(Task item) Your task is to set down the records below again, exactly.

++++ Available data ++++

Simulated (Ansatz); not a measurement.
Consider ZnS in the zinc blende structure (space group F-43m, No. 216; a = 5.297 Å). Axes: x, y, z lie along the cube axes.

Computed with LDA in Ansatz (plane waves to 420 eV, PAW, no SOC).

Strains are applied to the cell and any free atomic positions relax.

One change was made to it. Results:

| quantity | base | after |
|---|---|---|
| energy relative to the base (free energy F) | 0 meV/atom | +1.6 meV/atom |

++++

(Written reply)
Simulated (Ansatz); not a measurement.
Consider ZnS in the zinc blende structure (space group F-43m, No. 216; a = 5.297 Å). Axes: x, y, z lie along the cube axes.

Computed with LDA in Ansatz (plane waves to 420 eV, PAW, no SOC).

Strains are applied to the cell and any free atomic positions relax.

One change was made to it. Results:

| quantity | base | after |
|---|---|---|
| energy relative to the base (free energy F) | 0 meV/atom | +1.6 meV/atom |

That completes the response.